■ ■ ■ ■

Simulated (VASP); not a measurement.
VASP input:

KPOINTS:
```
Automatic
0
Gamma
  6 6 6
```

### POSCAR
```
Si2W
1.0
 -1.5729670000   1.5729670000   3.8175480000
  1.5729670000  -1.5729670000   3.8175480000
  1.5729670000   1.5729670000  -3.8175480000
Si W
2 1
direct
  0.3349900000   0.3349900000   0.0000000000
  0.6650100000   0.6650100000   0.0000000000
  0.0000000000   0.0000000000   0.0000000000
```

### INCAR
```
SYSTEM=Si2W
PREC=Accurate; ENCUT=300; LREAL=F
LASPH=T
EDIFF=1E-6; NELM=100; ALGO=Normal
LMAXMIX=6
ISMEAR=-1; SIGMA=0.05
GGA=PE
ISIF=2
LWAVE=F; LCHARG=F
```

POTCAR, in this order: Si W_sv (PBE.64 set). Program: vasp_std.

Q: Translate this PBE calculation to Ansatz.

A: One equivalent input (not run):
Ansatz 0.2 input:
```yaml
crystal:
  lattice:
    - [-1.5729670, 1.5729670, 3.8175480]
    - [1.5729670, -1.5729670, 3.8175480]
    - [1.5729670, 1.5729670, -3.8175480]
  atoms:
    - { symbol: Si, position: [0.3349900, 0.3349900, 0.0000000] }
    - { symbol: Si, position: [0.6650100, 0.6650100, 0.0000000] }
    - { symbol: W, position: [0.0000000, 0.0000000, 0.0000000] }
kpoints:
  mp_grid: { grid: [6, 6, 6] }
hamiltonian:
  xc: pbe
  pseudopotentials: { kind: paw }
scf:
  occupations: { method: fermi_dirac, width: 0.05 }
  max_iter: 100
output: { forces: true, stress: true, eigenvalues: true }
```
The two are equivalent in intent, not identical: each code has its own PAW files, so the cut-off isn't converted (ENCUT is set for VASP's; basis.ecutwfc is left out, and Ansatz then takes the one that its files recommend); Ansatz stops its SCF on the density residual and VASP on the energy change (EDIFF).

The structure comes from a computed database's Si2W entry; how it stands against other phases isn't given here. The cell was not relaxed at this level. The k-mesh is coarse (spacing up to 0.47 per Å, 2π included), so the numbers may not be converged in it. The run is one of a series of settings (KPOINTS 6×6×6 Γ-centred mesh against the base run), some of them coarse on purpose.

■ ■ ■ ■

## Action item
Every line from the top of the material above through the line holding "The two are" should be reproduced word for word, and nothing beyond it.

## Exercise response
Simulated (VASP); not a measurement.
VASP input:

KPOINTS:
```
Automatic
0
Gamma
  6 6 6
```

### POSCAR
```
Si2W
1.0
 -1.5729670000   1.5729670000   3.8175480000
  1.5729670000  -1.5729670000   3.8175480000
  1.5729670000   1.5729670000  -3.8175480000
Si W
2 1
direct
  0.3349900000   0.3349900000   0.0000000000
  0.6650100000   0.6650100000   0.0000000000
  0.0000000000   0.0000000000   0.0000000000
```

### INCAR
```
SYSTEM=Si2W
PREC=Accurate; ENCUT=300; LREAL=F
LASPH=T
EDIFF=1E-6; NELM=100; ALGO=Normal
LMAXMIX=6
ISMEAR=-1; SIGMA=0.05
GGA=PE
ISIF=2
LWAVE=F; LCHARG=F
```

POTCAR, in this order: Si W_sv (PBE.64 set). Program: vasp_std.

Q: Translate this PBE calculation to Ansatz.

A: One equivalent input (not run):
Ansatz 0.2 input:
```yaml
crystal:
  lattice:
    - [-1.5729670, 1.5729670, 3.8175480]
    - [1.5729670, -1.5729670, 3.8175480]
    - [1.5729670, 1.5729670, -3.8175480]
  atoms:
    - { symbol: Si, position: [0.3349900, 0.3349900, 0.0000000] }
    - { symbol: Si, position: [0.6650100, 0.6650100, 0.0000000] }
    - { symbol: W, position: [0.0000000, 0.0000000, 0.0000000] }
kpoints:
  mp_grid: { grid: [6, 6, 6] }
hamiltonian:
  xc: pbe
  pseudopotentials: { kind: paw }
scf:
  occupations: { method: fermi_dirac, width: 0.05 }
  max_iter: 100
output: { forces: true, stress: true, eigenvalues: true }
```
The two are equivalent in intent, not identical: each code has its own PAW files, so the cut-off isn't converted (ENCUT is set for VASP's; basis.ecutwfc is left out, and Ansatz then takes the one that its files recommend); Ansatz stops its SCF on the density residual and VASP on the energy change (EDIFF).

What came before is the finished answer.